:: Assigned task ::
Go through the listing below from its first line and repeat each line exactly, ending at the line containing "The same geometry" and including it.

:: Data to examine ::
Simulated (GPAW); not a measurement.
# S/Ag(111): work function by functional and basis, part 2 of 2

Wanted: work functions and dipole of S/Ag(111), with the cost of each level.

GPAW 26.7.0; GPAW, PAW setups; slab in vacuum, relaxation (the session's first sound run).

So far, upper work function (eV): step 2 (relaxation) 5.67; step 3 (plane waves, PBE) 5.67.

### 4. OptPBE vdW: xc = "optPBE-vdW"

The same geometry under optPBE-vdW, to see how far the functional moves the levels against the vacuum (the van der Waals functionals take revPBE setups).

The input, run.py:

:: Solution ::
Simulated (GPAW); not a measurement.
# S/Ag(111): work function by functional and basis, part 2 of 2

Wanted: work functions and dipole of S/Ag(111), with the cost of each level.

GPAW 26.7.0; GPAW, PAW setups; slab in vacuum, relaxation (the session's first sound run).

So far, upper work function (eV): step 2 (relaxation) 5.67; step 3 (plane waves, PBE) 5.67.

### 4. OptPBE vdW: xc = "optPBE-vdW"

The same geometry under optPBE-vdW, to see how far the functional moves the levels against the vacuum (the van der Waals functionals take revPBE setups).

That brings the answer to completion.